_ACTIVITY_
Reproduce each line of the material precisely.

======== ENTRIES PROVIDED
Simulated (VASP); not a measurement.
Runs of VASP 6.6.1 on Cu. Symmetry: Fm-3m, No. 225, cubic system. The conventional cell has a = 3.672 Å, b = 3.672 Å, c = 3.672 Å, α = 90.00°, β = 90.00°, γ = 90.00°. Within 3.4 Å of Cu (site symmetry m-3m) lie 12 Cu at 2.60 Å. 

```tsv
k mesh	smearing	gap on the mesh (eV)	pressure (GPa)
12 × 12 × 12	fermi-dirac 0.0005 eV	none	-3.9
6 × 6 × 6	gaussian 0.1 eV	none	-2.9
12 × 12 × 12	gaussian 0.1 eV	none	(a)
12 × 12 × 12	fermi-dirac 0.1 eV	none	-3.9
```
================

_SOLUTION_
Simulated (VASP); not a measurement.
Runs of VASP 6.6.1 on Cu. Symmetry: Fm-3m, No. 225, cubic system. The conventional cell has a = 3.672 Å, b = 3.672 Å, c = 3.672 Å, α = 90.00°, β = 90.00°, γ = 90.00°. Within 3.4 Å of Cu (site symmetry m-3m) lie 12 Cu at 2.60 Å. 

```tsv
k mesh	smearing	gap on the mesh (eV)	pressure (GPa)
12 × 12 × 12	fermi-dirac 0.0005 eV	none	-3.9
6 × 6 × 6	gaussian 0.1 eV	none	-2.9
12 × 12 × 12	gaussian 0.1 eV	none	(a)
12 × 12 × 12	fermi-dirac 0.1 eV	none	-3.9
```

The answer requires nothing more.